Dataset section start
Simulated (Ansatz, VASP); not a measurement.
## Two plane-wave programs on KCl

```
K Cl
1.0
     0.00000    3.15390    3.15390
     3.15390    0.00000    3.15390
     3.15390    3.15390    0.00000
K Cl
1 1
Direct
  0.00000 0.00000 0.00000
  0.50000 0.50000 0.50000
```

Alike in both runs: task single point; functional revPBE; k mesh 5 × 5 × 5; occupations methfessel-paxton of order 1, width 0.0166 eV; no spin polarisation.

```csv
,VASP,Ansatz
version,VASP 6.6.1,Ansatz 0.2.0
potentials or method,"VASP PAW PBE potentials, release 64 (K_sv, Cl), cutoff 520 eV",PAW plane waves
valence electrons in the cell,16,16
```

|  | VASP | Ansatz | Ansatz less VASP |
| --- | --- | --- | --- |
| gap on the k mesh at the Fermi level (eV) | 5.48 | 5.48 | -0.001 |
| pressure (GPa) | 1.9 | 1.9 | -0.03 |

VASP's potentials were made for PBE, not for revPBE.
Dataset section end

- Work request
All of the lines above are to be restated word for word.

- Solution
Simulated (Ansatz, VASP); not a measurement.
## Two plane-wave programs on KCl

```
K Cl
1.0
     0.00000    3.15390    3.15390
     3.15390    0.00000    3.15390
     3.15390    3.15390    0.00000
K Cl
1 1
Direct
  0.00000 0.00000 0.00000
  0.50000 0.50000 0.50000
```

Alike in both runs: task single point; functional revPBE; k mesh 5 × 5 × 5; occupations methfessel-paxton of order 1, width 0.0166 eV; no spin polarisation.

```csv
,VASP,Ansatz
version,VASP 6.6.1,Ansatz 0.2.0
potentials or method,"VASP PAW PBE potentials, release 64 (K_sv, Cl), cutoff 520 eV",PAW plane waves
valence electrons in the cell,16,16
```

|  | VASP | Ansatz | Ansatz less VASP |
| --- | --- | --- | --- |
| gap on the k mesh at the Fermi level (eV) | 5.48 | 5.48 | -0.001 |
| pressure (GPa) | 1.9 | 1.9 | -0.03 |

VASP's potentials were made for PBE, not for revPBE.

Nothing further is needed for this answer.